_BRIEF_
Nothing after the line containing "All numbers below" belongs in the answer; write out exactly every line from the start of the material up to it, including it.

╭─ SOURCE INFORMATION
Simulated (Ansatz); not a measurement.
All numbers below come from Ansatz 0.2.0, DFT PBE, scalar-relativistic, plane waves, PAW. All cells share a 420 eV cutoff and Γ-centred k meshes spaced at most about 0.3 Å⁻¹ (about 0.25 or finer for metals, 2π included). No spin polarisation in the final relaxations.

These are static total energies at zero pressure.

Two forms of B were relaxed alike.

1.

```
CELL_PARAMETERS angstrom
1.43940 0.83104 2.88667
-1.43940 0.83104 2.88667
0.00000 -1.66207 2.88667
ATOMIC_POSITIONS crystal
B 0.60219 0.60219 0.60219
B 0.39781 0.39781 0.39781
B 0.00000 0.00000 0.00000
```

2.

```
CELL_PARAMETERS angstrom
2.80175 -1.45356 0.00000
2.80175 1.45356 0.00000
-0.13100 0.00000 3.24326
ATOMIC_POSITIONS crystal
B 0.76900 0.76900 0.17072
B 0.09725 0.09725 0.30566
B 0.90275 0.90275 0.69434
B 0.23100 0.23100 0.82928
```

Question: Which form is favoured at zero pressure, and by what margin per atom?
╰─

_TASK SOLUTION_
Simulated (Ansatz); not a measurement.
All numbers below come from Ansatz 0.2.0, DFT PBE, scalar-relativistic, plane waves, PAW. All cells share a 420 eV cutoff and Γ-centred k meshes spaced at most about 0.3 Å⁻¹ (about 0.25 or finer for metals, 2π included). No spin polarisation in the final relaxations.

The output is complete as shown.